Requirement: Take the entries below and print only the lines from the one with "GaH2O2, SMILES [OH][Ga][OH], spin" through the one with "Estimate the position", exactly as they stand, both ends included.

┌──

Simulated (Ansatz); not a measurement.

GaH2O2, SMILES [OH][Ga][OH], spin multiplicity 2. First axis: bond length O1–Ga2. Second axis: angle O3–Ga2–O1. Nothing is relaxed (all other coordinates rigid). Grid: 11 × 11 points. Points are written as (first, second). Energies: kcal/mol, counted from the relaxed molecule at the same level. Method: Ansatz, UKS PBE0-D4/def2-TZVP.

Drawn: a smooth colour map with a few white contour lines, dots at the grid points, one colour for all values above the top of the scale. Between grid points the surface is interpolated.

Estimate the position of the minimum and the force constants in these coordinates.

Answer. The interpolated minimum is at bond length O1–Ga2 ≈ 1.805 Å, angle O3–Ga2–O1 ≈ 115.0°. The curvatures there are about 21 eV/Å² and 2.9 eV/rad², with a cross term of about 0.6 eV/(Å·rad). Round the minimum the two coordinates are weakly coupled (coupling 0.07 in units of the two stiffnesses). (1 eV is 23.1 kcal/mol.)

└──

Answer box:
GaH2O2, SMILES [OH][Ga][OH], spin multiplicity 2. First axis: bond length O1–Ga2. Second axis: angle O3–Ga2–O1. Nothing is relaxed (all other coordinates rigid). Grid: 11 × 11 points. Points are written as (first, second). Energies: kcal/mol, counted from the relaxed molecule at the same level. Method: Ansatz, UKS PBE0-D4/def2-TZVP.

Drawn: a smooth colour map with a few white contour lines, dots at the grid points, one colour for all values above the top of the scale. Between grid points the surface is interpolated.

Estimate the position of the minimum and the force constants in these coordinates.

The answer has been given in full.